--- ASSIGNMENT ---
Starting with the first line and ending with the one that holds "With PBE0 the", retype the entries exactly.

[[ EXTRACTED ENTRIES open ]]
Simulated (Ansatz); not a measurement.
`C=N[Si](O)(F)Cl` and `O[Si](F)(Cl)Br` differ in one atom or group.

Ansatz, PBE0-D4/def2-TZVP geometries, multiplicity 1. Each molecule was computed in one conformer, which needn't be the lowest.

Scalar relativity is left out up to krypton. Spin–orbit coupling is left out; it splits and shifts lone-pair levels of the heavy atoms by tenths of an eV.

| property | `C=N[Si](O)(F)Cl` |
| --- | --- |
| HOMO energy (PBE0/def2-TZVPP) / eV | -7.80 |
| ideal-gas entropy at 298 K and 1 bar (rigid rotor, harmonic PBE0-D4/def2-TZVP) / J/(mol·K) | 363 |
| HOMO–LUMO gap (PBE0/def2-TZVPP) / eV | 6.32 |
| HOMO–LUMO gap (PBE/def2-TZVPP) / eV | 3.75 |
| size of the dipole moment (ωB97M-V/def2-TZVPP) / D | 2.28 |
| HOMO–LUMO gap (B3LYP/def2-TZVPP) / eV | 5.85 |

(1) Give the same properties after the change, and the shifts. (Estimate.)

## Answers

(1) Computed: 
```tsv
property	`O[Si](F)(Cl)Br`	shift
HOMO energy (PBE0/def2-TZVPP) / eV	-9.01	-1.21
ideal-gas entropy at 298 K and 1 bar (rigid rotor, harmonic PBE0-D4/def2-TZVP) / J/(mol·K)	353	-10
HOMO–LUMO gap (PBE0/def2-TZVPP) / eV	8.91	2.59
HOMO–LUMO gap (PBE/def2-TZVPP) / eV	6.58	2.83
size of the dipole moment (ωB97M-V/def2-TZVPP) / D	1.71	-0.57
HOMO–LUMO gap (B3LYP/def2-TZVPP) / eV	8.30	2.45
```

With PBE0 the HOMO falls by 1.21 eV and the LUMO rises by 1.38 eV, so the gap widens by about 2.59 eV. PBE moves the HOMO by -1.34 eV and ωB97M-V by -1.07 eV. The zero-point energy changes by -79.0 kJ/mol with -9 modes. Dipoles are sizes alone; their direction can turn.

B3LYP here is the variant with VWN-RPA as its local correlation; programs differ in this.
[[ EXTRACTED ENTRIES closed ]]

--- TASK OUTPUT ---
Simulated (Ansatz); not a measurement.
`C=N[Si](O)(F)Cl` and `O[Si](F)(Cl)Br` differ in one atom or group.

Ansatz, PBE0-D4/def2-TZVP geometries, multiplicity 1. Each molecule was computed in one conformer, which needn't be the lowest.

Scalar relativity is left out up to krypton. Spin–orbit coupling is left out; it splits and shifts lone-pair levels of the heavy atoms by tenths of an eV.

| property | `C=N[Si](O)(F)Cl` |
| --- | --- |
| HOMO energy (PBE0/def2-TZVPP) / eV | -7.80 |
| ideal-gas entropy at 298 K and 1 bar (rigid rotor, harmonic PBE0-D4/def2-TZVP) / J/(mol·K) | 363 |
| HOMO–LUMO gap (PBE0/def2-TZVPP) / eV | 6.32 |
| HOMO–LUMO gap (PBE/def2-TZVPP) / eV | 3.75 |
| size of the dipole moment (ωB97M-V/def2-TZVPP) / D | 2.28 |
| HOMO–LUMO gap (B3LYP/def2-TZVPP) / eV | 5.85 |

(1) Give the same properties after the change, and the shifts. (Estimate.)

## Answers

(1) Computed: 
```tsv
property	`O[Si](F)(Cl)Br`	shift
HOMO energy (PBE0/def2-TZVPP) / eV	-9.01	-1.21
ideal-gas entropy at 298 K and 1 bar (rigid rotor, harmonic PBE0-D4/def2-TZVP) / J/(mol·K)	353	-10
HOMO–LUMO gap (PBE0/def2-TZVPP) / eV	8.91	2.59
HOMO–LUMO gap (PBE/def2-TZVPP) / eV	6.58	2.83
size of the dipole moment (ωB97M-V/def2-TZVPP) / D	1.71	-0.57
HOMO–LUMO gap (B3LYP/def2-TZVPP) / eV	8.30	2.45
```

With PBE0 the HOMO falls by 1.21 eV and the LUMO rises by 1.38 eV, so the gap widens by about 2.59 eV. PBE moves the HOMO by -1.34 eV and ωB97M-V by -1.07 eV. The zero-point energy changes by -79.0 kJ/mol with -9 modes. Dipoles are sizes alone; their direction can turn.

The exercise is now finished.